## Information shown
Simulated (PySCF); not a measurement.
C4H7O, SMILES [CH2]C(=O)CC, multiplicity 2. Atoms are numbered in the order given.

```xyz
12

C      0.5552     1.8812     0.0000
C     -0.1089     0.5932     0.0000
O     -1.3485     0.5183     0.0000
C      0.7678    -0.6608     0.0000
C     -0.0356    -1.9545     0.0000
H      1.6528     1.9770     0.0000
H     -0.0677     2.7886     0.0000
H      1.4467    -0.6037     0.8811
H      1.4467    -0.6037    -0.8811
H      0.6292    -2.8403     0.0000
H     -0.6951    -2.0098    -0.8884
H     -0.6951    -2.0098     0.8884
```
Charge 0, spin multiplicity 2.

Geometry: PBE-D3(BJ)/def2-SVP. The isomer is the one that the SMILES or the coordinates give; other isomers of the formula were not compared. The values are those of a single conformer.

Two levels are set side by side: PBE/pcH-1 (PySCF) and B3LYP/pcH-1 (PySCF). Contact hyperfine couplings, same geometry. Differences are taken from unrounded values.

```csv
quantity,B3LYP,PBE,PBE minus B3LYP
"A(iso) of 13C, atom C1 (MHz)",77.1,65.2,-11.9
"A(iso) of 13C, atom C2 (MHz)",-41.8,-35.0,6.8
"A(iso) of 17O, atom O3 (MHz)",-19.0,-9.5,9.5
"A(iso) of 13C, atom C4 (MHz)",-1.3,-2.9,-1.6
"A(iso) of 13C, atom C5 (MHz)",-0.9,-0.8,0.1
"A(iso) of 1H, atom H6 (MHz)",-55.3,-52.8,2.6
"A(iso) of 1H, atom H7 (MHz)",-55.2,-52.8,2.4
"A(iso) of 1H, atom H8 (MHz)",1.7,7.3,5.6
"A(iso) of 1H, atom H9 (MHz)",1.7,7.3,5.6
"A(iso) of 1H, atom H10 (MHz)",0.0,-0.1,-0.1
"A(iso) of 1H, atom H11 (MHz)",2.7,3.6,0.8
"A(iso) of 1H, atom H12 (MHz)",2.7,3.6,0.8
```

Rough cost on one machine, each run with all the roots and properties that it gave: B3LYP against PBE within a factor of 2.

## Brief
Print, exactly as written, the first line of the records above and each line after it until the line with "Geometry: PBE-D3(BJ)/def2-SVP. The", which is printed too.

## Answer box
Simulated (PySCF); not a measurement.
C4H7O, SMILES [CH2]C(=O)CC, multiplicity 2. Atoms are numbered in the order given.

```xyz
12

C      0.5552     1.8812     0.0000
C     -0.1089     0.5932     0.0000
O     -1.3485     0.5183     0.0000
C      0.7678    -0.6608     0.0000
C     -0.0356    -1.9545     0.0000
H      1.6528     1.9770     0.0000
H     -0.0677     2.7886     0.0000
H      1.4467    -0.6037     0.8811
H      1.4467    -0.6037    -0.8811
H      0.6292    -2.8403     0.0000
H     -0.6951    -2.0098    -0.8884
H     -0.6951    -2.0098     0.8884
```
Charge 0, spin multiplicity 2.

Geometry: PBE-D3(BJ)/def2-SVP. The isomer is the one that the SMILES or the coordinates give; other isomers of the formula were not compared. The values are those of a single conformer.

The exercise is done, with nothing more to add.